— Record excerpts —
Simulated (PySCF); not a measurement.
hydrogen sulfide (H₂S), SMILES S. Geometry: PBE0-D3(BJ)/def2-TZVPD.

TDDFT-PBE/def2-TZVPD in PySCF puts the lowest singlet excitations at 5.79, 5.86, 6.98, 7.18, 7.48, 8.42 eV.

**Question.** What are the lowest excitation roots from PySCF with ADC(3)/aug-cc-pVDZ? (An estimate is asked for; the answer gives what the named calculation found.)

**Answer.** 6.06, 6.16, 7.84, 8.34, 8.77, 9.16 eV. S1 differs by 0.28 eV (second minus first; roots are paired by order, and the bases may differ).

— Exercise —
Take the entries above and return only the lines from the one with "TDDFT-PBE/def2-TZVPD in PySCF" to the one with "named calculation found.)", both included, unchanged.

— Task response —
TDDFT-PBE/def2-TZVPD in PySCF puts the lowest singlet excitations at 5.79, 5.86, 6.98, 7.18, 7.48, 8.42 eV.

**Question.** What are the lowest excitation roots from PySCF with ADC(3)/aug-cc-pVDZ? (An estimate is asked for; the answer gives what the named calculation found.)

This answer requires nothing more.